Dataset —
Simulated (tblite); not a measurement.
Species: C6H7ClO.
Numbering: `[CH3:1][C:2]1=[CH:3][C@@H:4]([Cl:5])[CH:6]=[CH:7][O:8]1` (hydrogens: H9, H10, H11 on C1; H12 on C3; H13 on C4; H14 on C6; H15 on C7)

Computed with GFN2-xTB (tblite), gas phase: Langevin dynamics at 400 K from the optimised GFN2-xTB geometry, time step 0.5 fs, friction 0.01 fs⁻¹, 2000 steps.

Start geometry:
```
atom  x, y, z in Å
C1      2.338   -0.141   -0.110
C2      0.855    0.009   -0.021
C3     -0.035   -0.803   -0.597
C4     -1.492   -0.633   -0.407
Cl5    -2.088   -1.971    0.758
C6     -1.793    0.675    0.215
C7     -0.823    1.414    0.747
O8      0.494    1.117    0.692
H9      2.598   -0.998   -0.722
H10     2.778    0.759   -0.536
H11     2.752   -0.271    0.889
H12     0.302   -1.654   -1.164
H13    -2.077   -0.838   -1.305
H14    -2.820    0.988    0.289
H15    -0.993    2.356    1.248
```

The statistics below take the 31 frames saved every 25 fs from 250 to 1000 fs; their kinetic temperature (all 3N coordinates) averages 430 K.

Exercise —
The entries above are to be restated word for word.

Task answer —
Simulated (tblite); not a measurement.
Species: C6H7ClO.
Numbering: `[CH3:1][C:2]1=[CH:3][C@@H:4]([Cl:5])[CH:6]=[CH:7][O:8]1` (hydrogens: H9, H10, H11 on C1; H12 on C3; H13 on C4; H14 on C6; H15 on C7)

Computed with GFN2-xTB (tblite), gas phase: Langevin dynamics at 400 K from the optimised GFN2-xTB geometry, time step 0.5 fs, friction 0.01 fs⁻¹, 2000 steps.

Start geometry:
```
atom  x, y, z in Å
C1      2.338   -0.141   -0.110
C2      0.855    0.009   -0.021
C3     -0.035   -0.803   -0.597
C4     -1.492   -0.633   -0.407
Cl5    -2.088   -1.971    0.758
C6     -1.793    0.675    0.215
C7     -0.823    1.414    0.747
O8      0.494    1.117    0.692
H9      2.598   -0.998   -0.722
H10     2.778    0.759   -0.536
H11     2.752   -0.271    0.889
H12     0.302   -1.654   -1.164
H13    -2.077   -0.838   -1.305
H14    -2.820    0.988    0.289
H15    -0.993    2.356    1.248
```

The statistics below take the 31 frames saved every 25 fs from 250 to 1000 fs; their kinetic temperature (all 3N coordinates) averages 430 K.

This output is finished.